• _REQUIREMENT_
Extract the lines from the first line of the records below through the line containing "Predict the outcome.", inclusive, and reproduce them exactly as written.

============================================================

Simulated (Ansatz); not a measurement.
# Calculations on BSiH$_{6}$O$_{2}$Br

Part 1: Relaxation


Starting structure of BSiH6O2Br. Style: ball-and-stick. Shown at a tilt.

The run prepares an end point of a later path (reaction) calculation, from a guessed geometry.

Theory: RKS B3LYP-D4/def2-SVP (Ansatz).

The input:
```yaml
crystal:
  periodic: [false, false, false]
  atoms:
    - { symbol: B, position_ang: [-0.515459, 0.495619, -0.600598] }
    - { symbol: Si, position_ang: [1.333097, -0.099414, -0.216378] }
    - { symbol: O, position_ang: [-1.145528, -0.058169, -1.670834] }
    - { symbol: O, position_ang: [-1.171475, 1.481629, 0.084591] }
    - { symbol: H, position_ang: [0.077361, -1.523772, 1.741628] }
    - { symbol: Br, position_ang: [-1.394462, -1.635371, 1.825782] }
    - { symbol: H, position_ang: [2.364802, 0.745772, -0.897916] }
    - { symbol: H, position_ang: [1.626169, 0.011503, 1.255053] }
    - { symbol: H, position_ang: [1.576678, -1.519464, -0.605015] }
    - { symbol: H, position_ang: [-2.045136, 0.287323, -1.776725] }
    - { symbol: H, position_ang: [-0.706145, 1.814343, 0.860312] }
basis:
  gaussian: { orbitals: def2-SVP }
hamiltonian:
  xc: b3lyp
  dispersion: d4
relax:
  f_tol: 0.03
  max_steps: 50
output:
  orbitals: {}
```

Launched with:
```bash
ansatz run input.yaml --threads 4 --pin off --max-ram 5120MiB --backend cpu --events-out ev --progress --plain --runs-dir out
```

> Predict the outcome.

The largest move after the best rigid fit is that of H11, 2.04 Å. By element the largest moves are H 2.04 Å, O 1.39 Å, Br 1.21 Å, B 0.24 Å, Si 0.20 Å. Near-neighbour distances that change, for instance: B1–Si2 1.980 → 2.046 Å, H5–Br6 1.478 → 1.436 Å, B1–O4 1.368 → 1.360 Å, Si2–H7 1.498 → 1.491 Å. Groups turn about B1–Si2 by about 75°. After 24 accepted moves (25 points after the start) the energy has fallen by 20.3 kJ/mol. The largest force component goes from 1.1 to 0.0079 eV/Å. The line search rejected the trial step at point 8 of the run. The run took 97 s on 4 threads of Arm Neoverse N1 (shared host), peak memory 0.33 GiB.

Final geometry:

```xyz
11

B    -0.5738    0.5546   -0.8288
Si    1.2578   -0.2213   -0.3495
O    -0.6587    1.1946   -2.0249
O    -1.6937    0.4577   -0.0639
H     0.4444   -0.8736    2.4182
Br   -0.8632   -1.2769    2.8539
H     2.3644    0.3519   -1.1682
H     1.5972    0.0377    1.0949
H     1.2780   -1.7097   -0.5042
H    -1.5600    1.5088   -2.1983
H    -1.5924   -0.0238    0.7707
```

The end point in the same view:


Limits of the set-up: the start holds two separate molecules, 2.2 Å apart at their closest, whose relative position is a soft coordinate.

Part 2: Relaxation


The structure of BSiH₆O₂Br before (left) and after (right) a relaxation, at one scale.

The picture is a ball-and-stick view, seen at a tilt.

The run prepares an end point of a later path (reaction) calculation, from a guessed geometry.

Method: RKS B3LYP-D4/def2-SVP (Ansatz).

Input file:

============================================================

• _EXERCISE RESPONSE_
Simulated (Ansatz); not a measurement.
# Calculations on BSiH$_{6}$O$_{2}$Br

Part 1: Relaxation


Starting structure of BSiH6O2Br. Style: ball-and-stick. Shown at a tilt.

The run prepares an end point of a later path (reaction) calculation, from a guessed geometry.

Theory: RKS B3LYP-D4/def2-SVP (Ansatz).

The input:
```yaml
crystal:
  periodic: [false, false, false]
  atoms:
    - { symbol: B, position_ang: [-0.515459, 0.495619, -0.600598] }
    - { symbol: Si, position_ang: [1.333097, -0.099414, -0.216378] }
    - { symbol: O, position_ang: [-1.145528, -0.058169, -1.670834] }
    - { symbol: O, position_ang: [-1.171475, 1.481629, 0.084591] }
    - { symbol: H, position_ang: [0.077361, -1.523772, 1.741628] }
    - { symbol: Br, position_ang: [-1.394462, -1.635371, 1.825782] }
    - { symbol: H, position_ang: [2.364802, 0.745772, -0.897916] }
    - { symbol: H, position_ang: [1.626169, 0.011503, 1.255053] }
    - { symbol: H, position_ang: [1.576678, -1.519464, -0.605015] }
    - { symbol: H, position_ang: [-2.045136, 0.287323, -1.776725] }
    - { symbol: H, position_ang: [-0.706145, 1.814343, 0.860312] }
basis:
  gaussian: { orbitals: def2-SVP }
hamiltonian:
  xc: b3lyp
  dispersion: d4
relax:
  f_tol: 0.03
  max_steps: 50
output:
  orbitals: {}
```

Launched with:
```bash
ansatz run input.yaml --threads 4 --pin off --max-ram 5120MiB --backend cpu --events-out ev --progress --plain --runs-dir out
```

> Predict the outcome.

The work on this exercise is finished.